▶ _Dataset extract_:
_ _ _
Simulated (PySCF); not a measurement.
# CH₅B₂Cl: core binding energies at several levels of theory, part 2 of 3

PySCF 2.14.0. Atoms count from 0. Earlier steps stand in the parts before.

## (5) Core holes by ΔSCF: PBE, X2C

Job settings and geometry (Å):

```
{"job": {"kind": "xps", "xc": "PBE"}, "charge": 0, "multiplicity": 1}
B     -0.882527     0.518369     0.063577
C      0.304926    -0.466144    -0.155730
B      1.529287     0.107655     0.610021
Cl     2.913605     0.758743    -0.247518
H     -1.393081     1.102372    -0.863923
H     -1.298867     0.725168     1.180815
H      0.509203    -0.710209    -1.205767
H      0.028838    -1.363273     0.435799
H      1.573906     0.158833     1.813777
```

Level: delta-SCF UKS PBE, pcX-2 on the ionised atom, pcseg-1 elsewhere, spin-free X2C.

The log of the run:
_ _ _

Whatever appears in the listing should be copied exactly and completely.

▶ _Written answer_:
Simulated (PySCF); not a measurement.
# CH₅B₂Cl: core binding energies at several levels of theory, part 2 of 3

PySCF 2.14.0. Atoms count from 0. Earlier steps stand in the parts before.

## (5) Core holes by ΔSCF: PBE, X2C

Job settings and geometry (Å):

```
{"job": {"kind": "xps", "xc": "PBE"}, "charge": 0, "multiplicity": 1}
B     -0.882527     0.518369     0.063577
C      0.304926    -0.466144    -0.155730
B      1.529287     0.107655     0.610021
Cl     2.913605     0.758743    -0.247518
H     -1.393081     1.102372    -0.863923
H     -1.298867     0.725168     1.180815
H      0.509203    -0.710209    -1.205767
H      0.028838    -1.363273     0.435799
H      1.573906     0.158833     1.813777
```

Level: delta-SCF UKS PBE, pcX-2 on the ionised atom, pcseg-1 elsewhere, spin-free X2C.

The log of the run:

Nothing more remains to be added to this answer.